--------------------------------------------------

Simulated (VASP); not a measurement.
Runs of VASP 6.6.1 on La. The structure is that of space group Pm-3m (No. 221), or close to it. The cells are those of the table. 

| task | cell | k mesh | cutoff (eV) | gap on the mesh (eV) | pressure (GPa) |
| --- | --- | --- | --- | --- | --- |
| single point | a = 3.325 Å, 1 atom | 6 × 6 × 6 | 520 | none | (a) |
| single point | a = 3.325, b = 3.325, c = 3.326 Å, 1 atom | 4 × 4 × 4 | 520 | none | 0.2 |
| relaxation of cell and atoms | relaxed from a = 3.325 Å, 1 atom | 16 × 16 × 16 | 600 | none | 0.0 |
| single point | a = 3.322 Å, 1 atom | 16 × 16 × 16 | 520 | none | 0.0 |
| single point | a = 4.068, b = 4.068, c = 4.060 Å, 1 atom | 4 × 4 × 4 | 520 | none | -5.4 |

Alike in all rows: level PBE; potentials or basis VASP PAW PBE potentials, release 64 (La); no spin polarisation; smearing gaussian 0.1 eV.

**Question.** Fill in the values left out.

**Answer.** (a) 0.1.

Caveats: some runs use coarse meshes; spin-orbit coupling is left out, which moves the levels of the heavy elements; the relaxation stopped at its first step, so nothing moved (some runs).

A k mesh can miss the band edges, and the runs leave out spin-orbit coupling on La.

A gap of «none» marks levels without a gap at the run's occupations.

--------------------------------------------------

# [ACTIVITY]
Set the entries down again exactly, beginning with their first line and ending with the line that contains "none | 0.2 |"; omit all other lines.

# [ANSWER AREA]
Simulated (VASP); not a measurement.
Runs of VASP 6.6.1 on La. The structure is that of space group Pm-3m (No. 221), or close to it. The cells are those of the table. 

| task | cell | k mesh | cutoff (eV) | gap on the mesh (eV) | pressure (GPa) |
| --- | --- | --- | --- | --- | --- |
| single point | a = 3.325 Å, 1 atom | 6 × 6 × 6 | 520 | none | (a) |
| single point | a = 3.325, b = 3.325, c = 3.326 Å, 1 atom | 4 × 4 × 4 | 520 | none | 0.2 |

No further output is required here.